### DATA SECTION
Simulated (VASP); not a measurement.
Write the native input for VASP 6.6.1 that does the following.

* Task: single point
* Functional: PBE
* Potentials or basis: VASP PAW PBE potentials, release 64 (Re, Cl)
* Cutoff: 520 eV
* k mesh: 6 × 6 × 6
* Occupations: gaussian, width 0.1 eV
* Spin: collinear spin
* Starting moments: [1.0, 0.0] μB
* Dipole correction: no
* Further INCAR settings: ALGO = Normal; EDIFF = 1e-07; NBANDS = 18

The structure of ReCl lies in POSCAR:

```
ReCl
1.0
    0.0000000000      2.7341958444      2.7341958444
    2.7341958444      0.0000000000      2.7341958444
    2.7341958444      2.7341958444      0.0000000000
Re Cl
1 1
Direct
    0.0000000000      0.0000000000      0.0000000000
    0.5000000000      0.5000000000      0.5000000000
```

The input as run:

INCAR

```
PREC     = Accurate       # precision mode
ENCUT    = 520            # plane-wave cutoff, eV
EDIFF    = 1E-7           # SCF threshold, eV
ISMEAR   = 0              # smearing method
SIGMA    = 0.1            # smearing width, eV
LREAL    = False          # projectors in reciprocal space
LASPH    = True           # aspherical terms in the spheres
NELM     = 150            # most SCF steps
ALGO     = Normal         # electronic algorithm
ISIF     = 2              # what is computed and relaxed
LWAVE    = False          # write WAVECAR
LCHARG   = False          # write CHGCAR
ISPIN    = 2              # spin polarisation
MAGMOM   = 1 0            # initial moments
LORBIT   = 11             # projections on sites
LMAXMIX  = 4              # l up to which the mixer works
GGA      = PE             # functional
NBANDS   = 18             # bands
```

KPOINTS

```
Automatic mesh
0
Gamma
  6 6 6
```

### WORK ITEM
All of the data above should be reproduced exactly, with nothing missing.

### REPLY
Simulated (VASP); not a measurement.
Write the native input for VASP 6.6.1 that does the following.

* Task: single point
* Functional: PBE
* Potentials or basis: VASP PAW PBE potentials, release 64 (Re, Cl)
* Cutoff: 520 eV
* k mesh: 6 × 6 × 6
* Occupations: gaussian, width 0.1 eV
* Spin: collinear spin
* Starting moments: [1.0, 0.0] μB
* Dipole correction: no
* Further INCAR settings: ALGO = Normal; EDIFF = 1e-07; NBANDS = 18

The structure of ReCl lies in POSCAR:

```
ReCl
1.0
    0.0000000000      2.7341958444      2.7341958444
    2.7341958444      0.0000000000      2.7341958444
    2.7341958444      2.7341958444      0.0000000000
Re Cl
1 1
Direct
    0.0000000000      0.0000000000      0.0000000000
    0.5000000000      0.5000000000      0.5000000000
```

The input as run:

INCAR

```
PREC     = Accurate       # precision mode
ENCUT    = 520            # plane-wave cutoff, eV
EDIFF    = 1E-7           # SCF threshold, eV
ISMEAR   = 0              # smearing method
SIGMA    = 0.1            # smearing width, eV
LREAL    = False          # projectors in reciprocal space
LASPH    = True           # aspherical terms in the spheres
NELM     = 150            # most SCF steps
ALGO     = Normal         # electronic algorithm
ISIF     = 2              # what is computed and relaxed
LWAVE    = False          # write WAVECAR
LCHARG   = False          # write CHGCAR
ISPIN    = 2              # spin polarisation
MAGMOM   = 1 0            # initial moments
LORBIT   = 11             # projections on sites
LMAXMIX  = 4              # l up to which the mixer works
GGA      = PE             # functional
NBANDS   = 18             # bands
```

KPOINTS

```
Automatic mesh
0
Gamma
  6 6 6
```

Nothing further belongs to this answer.